[DATA LISTING]
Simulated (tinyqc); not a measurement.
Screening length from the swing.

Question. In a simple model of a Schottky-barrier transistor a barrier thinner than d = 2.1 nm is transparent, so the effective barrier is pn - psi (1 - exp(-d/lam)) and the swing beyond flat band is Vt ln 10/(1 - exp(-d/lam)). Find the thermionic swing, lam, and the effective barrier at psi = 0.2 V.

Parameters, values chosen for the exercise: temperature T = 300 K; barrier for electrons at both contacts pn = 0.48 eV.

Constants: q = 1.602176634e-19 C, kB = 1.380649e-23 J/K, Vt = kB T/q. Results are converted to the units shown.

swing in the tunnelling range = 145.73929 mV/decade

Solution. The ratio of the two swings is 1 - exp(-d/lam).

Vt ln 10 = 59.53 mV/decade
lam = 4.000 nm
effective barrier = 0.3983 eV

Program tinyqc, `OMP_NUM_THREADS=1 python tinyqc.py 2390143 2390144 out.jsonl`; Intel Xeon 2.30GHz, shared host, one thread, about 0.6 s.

[WORK REQUEST]
Please give back all of the records exactly as written.

[WRITTEN REPLY]
Simulated (tinyqc); not a measurement.
Screening length from the swing.

Question. In a simple model of a Schottky-barrier transistor a barrier thinner than d = 2.1 nm is transparent, so the effective barrier is pn - psi (1 - exp(-d/lam)) and the swing beyond flat band is Vt ln 10/(1 - exp(-d/lam)). Find the thermionic swing, lam, and the effective barrier at psi = 0.2 V.

Parameters, values chosen for the exercise: temperature T = 300 K; barrier for electrons at both contacts pn = 0.48 eV.

Constants: q = 1.602176634e-19 C, kB = 1.380649e-23 J/K, Vt = kB T/q. Results are converted to the units shown.

swing in the tunnelling range = 145.73929 mV/decade

Solution. The ratio of the two swings is 1 - exp(-d/lam).

Vt ln 10 = 59.53 mV/decade
lam = 4.000 nm
effective barrier = 0.3983 eV

Program tinyqc, `OMP_NUM_THREADS=1 python tinyqc.py 2390143 2390144 out.jsonl`; Intel Xeon 2.30GHz, shared host, one thread, about 0.6 s.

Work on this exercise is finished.